Task item:
Print the listing exactly, but only as far as the line containing "shift = 1.670000". The first line and that line are both included.

Available data:
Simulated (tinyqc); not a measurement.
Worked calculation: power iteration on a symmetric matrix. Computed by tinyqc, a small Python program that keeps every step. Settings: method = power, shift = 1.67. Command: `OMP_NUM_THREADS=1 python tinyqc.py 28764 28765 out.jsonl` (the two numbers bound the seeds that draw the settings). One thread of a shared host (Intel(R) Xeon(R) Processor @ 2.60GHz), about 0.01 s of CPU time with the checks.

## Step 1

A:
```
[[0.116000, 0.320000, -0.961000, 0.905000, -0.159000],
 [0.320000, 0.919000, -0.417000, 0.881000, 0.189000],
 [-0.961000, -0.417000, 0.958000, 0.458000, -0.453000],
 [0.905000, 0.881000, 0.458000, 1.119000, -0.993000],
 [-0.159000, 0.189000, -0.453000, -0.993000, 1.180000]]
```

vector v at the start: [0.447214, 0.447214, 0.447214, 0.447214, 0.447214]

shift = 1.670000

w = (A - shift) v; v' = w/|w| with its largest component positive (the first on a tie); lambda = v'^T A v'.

Result:
Simulated (tinyqc); not a measurement.
Worked calculation: power iteration on a symmetric matrix. Computed by tinyqc, a small Python program that keeps every step. Settings: method = power, shift = 1.67. Command: `OMP_NUM_THREADS=1 python tinyqc.py 28764 28765 out.jsonl` (the two numbers bound the seeds that draw the settings). One thread of a shared host (Intel(R) Xeon(R) Processor @ 2.60GHz), about 0.01 s of CPU time with the checks.

## Step 1

A:
```
[[0.116000, 0.320000, -0.961000, 0.905000, -0.159000],
 [0.320000, 0.919000, -0.417000, 0.881000, 0.189000],
 [-0.961000, -0.417000, 0.958000, 0.458000, -0.453000],
 [0.905000, 0.881000, 0.458000, 1.119000, -0.993000],
 [-0.159000, 0.189000, -0.453000, -0.993000, 1.180000]]
```

vector v at the start: [0.447214, 0.447214, 0.447214, 0.447214, 0.447214]

shift = 1.670000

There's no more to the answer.